Every entry needs to be written out again exactly.

•••••
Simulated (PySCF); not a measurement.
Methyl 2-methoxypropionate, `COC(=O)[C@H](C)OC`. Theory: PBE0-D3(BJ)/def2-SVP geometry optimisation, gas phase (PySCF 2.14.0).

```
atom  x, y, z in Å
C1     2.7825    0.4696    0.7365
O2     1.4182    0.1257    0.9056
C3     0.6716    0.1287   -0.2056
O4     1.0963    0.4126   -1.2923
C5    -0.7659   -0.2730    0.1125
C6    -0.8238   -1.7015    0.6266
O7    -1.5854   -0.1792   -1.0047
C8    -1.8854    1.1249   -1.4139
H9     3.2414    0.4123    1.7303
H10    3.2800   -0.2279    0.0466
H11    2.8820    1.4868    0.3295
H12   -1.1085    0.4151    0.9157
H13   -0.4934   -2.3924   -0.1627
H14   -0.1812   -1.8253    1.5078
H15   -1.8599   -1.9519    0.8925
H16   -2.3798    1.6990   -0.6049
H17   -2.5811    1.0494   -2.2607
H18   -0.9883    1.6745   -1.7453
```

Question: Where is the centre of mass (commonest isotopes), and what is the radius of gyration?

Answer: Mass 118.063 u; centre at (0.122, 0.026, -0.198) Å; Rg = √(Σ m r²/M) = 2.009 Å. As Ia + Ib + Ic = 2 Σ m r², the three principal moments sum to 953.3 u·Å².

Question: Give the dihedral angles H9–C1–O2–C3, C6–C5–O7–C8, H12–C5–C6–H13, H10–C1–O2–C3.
•••••

* _Worked solution_
Simulated (PySCF); not a measurement.
Methyl 2-methoxypropionate, `COC(=O)[C@H](C)OC`. Theory: PBE0-D3(BJ)/def2-SVP geometry optimisation, gas phase (PySCF 2.14.0).

```
atom  x, y, z in Å
C1     2.7825    0.4696    0.7365
O2     1.4182    0.1257    0.9056
C3     0.6716    0.1287   -0.2056
O4     1.0963    0.4126   -1.2923
C5    -0.7659   -0.2730    0.1125
C6    -0.8238   -1.7015    0.6266
O7    -1.5854   -0.1792   -1.0047
C8    -1.8854    1.1249   -1.4139
H9     3.2414    0.4123    1.7303
H10    3.2800   -0.2279    0.0466
H11    2.8820    1.4868    0.3295
H12   -1.1085    0.4151    0.9157
H13   -0.4934   -2.3924   -0.1627
H14   -0.1812   -1.8253    1.5078
H15   -1.8599   -1.9519    0.8925
H16   -2.3798    1.6990   -0.6049
H17   -2.5811    1.0494   -2.2607
H18   -0.9883    1.6745   -1.7453
```

Question: Where is the centre of mass (commonest isotopes), and what is the radius of gyration?

Answer: Mass 118.063 u; centre at (0.122, 0.026, -0.198) Å; Rg = √(Σ m r²/M) = 2.009 Å. As Ia + Ib + Ic = 2 Σ m r², the three principal moments sum to 953.3 u·Å².

Question: Give the dihedral angles H9–C1–O2–C3, C6–C5–O7–C8, H12–C5–C6–H13, H10–C1–O2–C3.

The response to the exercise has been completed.